From the first line to the last, print the data exactly as written.

SUPPLIED MATERIAL:
· · · ·

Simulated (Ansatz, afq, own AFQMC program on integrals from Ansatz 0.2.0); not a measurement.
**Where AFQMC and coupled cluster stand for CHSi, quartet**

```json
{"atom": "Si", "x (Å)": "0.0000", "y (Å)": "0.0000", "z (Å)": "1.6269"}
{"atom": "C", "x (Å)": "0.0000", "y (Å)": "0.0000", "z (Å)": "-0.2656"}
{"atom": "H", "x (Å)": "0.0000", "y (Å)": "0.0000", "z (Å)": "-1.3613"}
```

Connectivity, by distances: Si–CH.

· · · ·

RESPONSE:
Simulated (Ansatz, afq, own AFQMC program on integrals from Ansatz 0.2.0); not a measurement.
**Where AFQMC and coupled cluster stand for CHSi, quartet**

```json
{"atom": "Si", "x (Å)": "0.0000", "y (Å)": "0.0000", "z (Å)": "1.6269"}
{"atom": "C", "x (Å)": "0.0000", "y (Å)": "0.0000", "z (Å)": "-0.2656"}
{"atom": "H", "x (Å)": "0.0000", "y (Å)": "0.0000", "z (Å)": "-1.3613"}
```

Connectivity, by distances: Si–CH.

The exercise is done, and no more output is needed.